### [Work order]
Repeat exactly the lines from the start of the entries below through the line containing "Q: Give an Ansatz 0.2.0 job that does this.". Omit the rest.

### [Dataset extract]
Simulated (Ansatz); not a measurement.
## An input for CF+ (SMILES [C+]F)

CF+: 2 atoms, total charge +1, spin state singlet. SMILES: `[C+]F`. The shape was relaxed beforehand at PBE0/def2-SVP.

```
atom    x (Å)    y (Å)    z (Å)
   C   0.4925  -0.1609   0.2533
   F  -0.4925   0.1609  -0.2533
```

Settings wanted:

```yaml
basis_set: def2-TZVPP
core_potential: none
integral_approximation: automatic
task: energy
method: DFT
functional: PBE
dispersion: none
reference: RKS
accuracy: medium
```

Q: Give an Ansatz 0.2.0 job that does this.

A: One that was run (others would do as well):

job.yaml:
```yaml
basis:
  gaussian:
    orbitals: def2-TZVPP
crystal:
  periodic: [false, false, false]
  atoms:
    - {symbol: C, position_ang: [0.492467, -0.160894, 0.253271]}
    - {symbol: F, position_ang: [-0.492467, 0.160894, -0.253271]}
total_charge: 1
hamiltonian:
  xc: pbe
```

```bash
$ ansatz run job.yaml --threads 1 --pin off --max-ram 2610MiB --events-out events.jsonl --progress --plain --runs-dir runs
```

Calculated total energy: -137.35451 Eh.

### [Answer section]
Simulated (Ansatz); not a measurement.
## An input for CF+ (SMILES [C+]F)

CF+: 2 atoms, total charge +1, spin state singlet. SMILES: `[C+]F`. The shape was relaxed beforehand at PBE0/def2-SVP.

```
atom    x (Å)    y (Å)    z (Å)
   C   0.4925  -0.1609   0.2533
   F  -0.4925   0.1609  -0.2533
```

Settings wanted:

```yaml
basis_set: def2-TZVPP
core_potential: none
integral_approximation: automatic
task: energy
method: DFT
functional: PBE
dispersion: none
reference: RKS
accuracy: medium
```

Q: Give an Ansatz 0.2.0 job that does this.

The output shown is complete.